### ASSIGNMENT
Write each entry down again precisely, skipping nothing.

### SUPPLIED MATERIAL
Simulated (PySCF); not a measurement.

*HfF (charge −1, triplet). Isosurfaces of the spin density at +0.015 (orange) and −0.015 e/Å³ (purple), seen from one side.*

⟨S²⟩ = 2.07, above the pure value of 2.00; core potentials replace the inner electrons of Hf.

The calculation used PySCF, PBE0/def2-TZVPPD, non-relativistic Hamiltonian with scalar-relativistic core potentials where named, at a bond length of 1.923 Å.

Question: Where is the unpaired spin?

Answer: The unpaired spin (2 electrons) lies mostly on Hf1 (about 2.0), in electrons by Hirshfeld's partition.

### TASK RESPONSE
Simulated (PySCF); not a measurement.

*HfF (charge −1, triplet). Isosurfaces of the spin density at +0.015 (orange) and −0.015 e/Å³ (purple), seen from one side.*

⟨S²⟩ = 2.07, above the pure value of 2.00; core potentials replace the inner electrons of Hf.

The calculation used PySCF, PBE0/def2-TZVPPD, non-relativistic Hamiltonian with scalar-relativistic core potentials where named, at a bond length of 1.923 Å.

Question: Where is the unpaired spin?

Answer: The unpaired spin (2 electrons) lies mostly on Hf1 (about 2.0), in electrons by Hirshfeld's partition.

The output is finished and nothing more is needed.